^^^^

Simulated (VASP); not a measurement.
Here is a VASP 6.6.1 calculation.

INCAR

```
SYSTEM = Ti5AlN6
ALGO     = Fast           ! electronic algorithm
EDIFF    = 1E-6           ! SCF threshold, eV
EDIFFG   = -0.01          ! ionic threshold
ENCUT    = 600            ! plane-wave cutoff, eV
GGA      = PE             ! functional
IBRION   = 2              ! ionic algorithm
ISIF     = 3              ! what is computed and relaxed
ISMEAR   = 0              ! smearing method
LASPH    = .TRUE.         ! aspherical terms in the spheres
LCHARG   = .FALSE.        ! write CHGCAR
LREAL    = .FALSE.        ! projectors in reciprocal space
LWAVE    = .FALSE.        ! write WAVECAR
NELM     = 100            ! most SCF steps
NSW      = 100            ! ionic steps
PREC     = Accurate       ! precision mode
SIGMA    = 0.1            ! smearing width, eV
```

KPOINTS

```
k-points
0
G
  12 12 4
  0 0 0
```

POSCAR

^^^^

Reproduce every line above. Keep it exact.

» **Exercise result**:
Simulated (VASP); not a measurement.
Here is a VASP 6.6.1 calculation.

INCAR

```
SYSTEM = Ti5AlN6
ALGO     = Fast           ! electronic algorithm
EDIFF    = 1E-6           ! SCF threshold, eV
EDIFFG   = -0.01          ! ionic threshold
ENCUT    = 600            ! plane-wave cutoff, eV
GGA      = PE             ! functional
IBRION   = 2              ! ionic algorithm
ISIF     = 3              ! what is computed and relaxed
ISMEAR   = 0              ! smearing method
LASPH    = .TRUE.         ! aspherical terms in the spheres
LCHARG   = .FALSE.        ! write CHGCAR
LREAL    = .FALSE.        ! projectors in reciprocal space
LWAVE    = .FALSE.        ! write WAVECAR
NELM     = 100            ! most SCF steps
NSW      = 100            ! ionic steps
PREC     = Accurate       ! precision mode
SIGMA    = 0.1            ! smearing width, eV
```

KPOINTS

```
k-points
0
G
  12 12 4
  0 0 0
```

POSCAR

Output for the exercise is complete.